——

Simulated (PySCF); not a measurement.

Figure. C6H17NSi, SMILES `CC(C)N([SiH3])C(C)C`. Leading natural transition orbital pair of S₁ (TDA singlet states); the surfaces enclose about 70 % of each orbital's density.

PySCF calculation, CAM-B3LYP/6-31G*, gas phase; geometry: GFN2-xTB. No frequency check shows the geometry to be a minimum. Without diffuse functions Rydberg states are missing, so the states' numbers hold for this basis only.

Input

——

__WORK TASK__
Print only what lies in the material above starting at the line with "Figure. C6H17NSi, SMILES" and ending at the line with "PySCF calculation, CAM-B3LYP/6-31G*, gas", every line exactly as given.

__TASK OUTPUT__
Figure. C6H17NSi, SMILES `CC(C)N([SiH3])C(C)C`. Leading natural transition orbital pair of S₁ (TDA singlet states); the surfaces enclose about 70 % of each orbital's density.

PySCF calculation, CAM-B3LYP/6-31G*, gas phase; geometry: GFN2-xTB. No frequency check shows the geometry to be a minimum. Without diffuse functions Rydberg states are missing, so the states' numbers hold for this basis only.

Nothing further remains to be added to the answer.